Assigned task: Each line below needs to be duplicated without alteration.

Data shown:
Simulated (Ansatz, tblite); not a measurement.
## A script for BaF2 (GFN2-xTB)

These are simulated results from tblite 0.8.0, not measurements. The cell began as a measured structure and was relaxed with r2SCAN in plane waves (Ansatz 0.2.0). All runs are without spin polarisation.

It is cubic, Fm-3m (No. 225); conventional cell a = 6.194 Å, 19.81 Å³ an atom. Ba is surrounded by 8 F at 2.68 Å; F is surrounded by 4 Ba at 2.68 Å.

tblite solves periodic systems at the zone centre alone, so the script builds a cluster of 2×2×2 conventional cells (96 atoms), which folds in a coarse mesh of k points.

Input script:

Response:
Simulated (Ansatz, tblite); not a measurement.
## A script for BaF2 (GFN2-xTB)

These are simulated results from tblite 0.8.0, not measurements. The cell began as a measured structure and was relaxed with r2SCAN in plane waves (Ansatz 0.2.0). All runs are without spin polarisation.

It is cubic, Fm-3m (No. 225); conventional cell a = 6.194 Å, 19.81 Å³ an atom. Ba is surrounded by 8 F at 2.68 Å; F is surrounded by 4 Ba at 2.68 Å.

tblite solves periodic systems at the zone centre alone, so the script builds a cluster of 2×2×2 conventional cells (96 atoms), which folds in a coarse mesh of k points.

Input script:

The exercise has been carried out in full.